Provided material >>
◆ ◆ ◆ ◆
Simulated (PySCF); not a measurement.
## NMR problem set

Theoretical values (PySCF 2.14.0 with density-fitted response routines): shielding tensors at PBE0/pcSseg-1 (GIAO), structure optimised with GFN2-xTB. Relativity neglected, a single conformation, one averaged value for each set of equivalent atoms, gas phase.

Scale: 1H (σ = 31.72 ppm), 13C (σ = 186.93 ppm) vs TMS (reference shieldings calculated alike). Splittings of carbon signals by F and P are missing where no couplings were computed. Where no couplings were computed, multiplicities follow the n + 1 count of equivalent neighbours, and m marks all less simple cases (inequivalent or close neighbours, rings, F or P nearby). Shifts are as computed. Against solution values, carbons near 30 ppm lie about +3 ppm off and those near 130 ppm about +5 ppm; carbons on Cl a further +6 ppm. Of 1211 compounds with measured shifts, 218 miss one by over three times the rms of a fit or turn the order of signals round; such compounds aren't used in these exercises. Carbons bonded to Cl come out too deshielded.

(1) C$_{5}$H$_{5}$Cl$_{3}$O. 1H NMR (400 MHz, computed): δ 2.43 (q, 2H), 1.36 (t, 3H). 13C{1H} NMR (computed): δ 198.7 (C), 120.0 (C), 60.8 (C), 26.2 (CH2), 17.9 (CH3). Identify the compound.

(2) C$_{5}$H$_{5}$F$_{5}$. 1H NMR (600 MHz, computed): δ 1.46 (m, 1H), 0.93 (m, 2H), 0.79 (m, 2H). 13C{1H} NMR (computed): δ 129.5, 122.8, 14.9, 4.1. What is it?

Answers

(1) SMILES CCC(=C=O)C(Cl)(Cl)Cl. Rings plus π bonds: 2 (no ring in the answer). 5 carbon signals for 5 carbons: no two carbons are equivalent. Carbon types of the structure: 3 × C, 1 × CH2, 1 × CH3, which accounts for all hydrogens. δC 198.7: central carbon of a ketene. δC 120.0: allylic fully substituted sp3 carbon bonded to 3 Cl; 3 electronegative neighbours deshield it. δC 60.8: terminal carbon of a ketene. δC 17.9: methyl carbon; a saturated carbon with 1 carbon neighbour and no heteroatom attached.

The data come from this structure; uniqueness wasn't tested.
◆ ◆ ◆ ◆

Work order >>
Please output only the lines from the first line of the entries through the line with "Theoretical values (PySCF", both included, exactly as written.

Response area >>
Simulated (PySCF); not a measurement.
## NMR problem set

Theoretical values (PySCF 2.14.0 with density-fitted response routines): shielding tensors at PBE0/pcSseg-1 (GIAO), structure optimised with GFN2-xTB. Relativity neglected, a single conformation, one averaged value for each set of equivalent atoms, gas phase.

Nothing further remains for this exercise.